### EXTRACTED ENTRIES

· · · · ·

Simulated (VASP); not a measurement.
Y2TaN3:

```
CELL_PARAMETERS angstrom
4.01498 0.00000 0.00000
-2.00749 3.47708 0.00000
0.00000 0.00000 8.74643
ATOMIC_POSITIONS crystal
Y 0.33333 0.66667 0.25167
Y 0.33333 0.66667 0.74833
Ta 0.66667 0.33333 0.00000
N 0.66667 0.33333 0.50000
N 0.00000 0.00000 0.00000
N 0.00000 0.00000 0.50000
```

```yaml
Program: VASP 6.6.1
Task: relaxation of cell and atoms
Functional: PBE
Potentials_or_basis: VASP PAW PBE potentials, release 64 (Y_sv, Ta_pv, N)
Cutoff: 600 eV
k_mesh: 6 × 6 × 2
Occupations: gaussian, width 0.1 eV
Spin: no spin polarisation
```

· · · · ·

### ACTIVITY
Line by line, please reproduce the records exactly.

### TASK ANSWER
Simulated (VASP); not a measurement.
Y2TaN3:

```
CELL_PARAMETERS angstrom
4.01498 0.00000 0.00000
-2.00749 3.47708 0.00000
0.00000 0.00000 8.74643
ATOMIC_POSITIONS crystal
Y 0.33333 0.66667 0.25167
Y 0.33333 0.66667 0.74833
Ta 0.66667 0.33333 0.00000
N 0.66667 0.33333 0.50000
N 0.00000 0.00000 0.00000
N 0.00000 0.00000 0.50000
```

```yaml
Program: VASP 6.6.1
Task: relaxation of cell and atoms
Functional: PBE
Potentials_or_basis: VASP PAW PBE potentials, release 64 (Y_sv, Ta_pv, N)
Cutoff: 600 eV
k_mesh: 6 × 6 × 2
Occupations: gaussian, width 0.1 eV
Spin: no spin polarisation
```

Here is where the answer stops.